ASSIGNMENT. Copy exactly the lines of the material below, starting with the first and including the line that holds "- Dipole correction: no".

*** Block opens ***

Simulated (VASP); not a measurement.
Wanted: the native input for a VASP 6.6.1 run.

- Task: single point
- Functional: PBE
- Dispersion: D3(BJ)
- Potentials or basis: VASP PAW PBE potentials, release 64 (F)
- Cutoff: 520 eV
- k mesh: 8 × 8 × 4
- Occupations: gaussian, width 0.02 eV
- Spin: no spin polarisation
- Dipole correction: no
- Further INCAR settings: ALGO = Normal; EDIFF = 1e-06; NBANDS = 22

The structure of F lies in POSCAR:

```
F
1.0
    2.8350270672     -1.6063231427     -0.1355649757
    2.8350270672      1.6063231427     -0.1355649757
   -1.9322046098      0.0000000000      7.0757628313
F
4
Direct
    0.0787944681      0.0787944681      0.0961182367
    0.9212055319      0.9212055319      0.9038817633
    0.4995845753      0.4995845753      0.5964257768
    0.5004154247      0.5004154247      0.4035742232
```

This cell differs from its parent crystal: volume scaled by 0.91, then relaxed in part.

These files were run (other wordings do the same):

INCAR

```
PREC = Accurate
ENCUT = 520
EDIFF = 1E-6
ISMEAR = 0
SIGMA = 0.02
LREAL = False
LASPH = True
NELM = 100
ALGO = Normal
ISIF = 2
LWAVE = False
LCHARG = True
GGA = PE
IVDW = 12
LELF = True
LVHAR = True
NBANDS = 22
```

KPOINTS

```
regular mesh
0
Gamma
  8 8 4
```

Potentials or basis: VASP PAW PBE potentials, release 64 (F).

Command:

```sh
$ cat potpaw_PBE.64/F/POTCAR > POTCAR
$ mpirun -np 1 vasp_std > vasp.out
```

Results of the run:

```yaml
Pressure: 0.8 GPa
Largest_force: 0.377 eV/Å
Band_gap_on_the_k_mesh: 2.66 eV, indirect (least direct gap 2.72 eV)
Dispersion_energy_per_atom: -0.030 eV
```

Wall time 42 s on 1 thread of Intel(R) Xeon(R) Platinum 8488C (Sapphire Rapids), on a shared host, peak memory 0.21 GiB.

*** Block closes ***

EXERCISE RESPONSE.
Simulated (VASP); not a measurement.
Wanted: the native input for a VASP 6.6.1 run.

- Task: single point
- Functional: PBE
- Dispersion: D3(BJ)
- Potentials or basis: VASP PAW PBE potentials, release 64 (F)
- Cutoff: 520 eV
- k mesh: 8 × 8 × 4
- Occupations: gaussian, width 0.02 eV
- Spin: no spin polarisation
- Dipole correction: no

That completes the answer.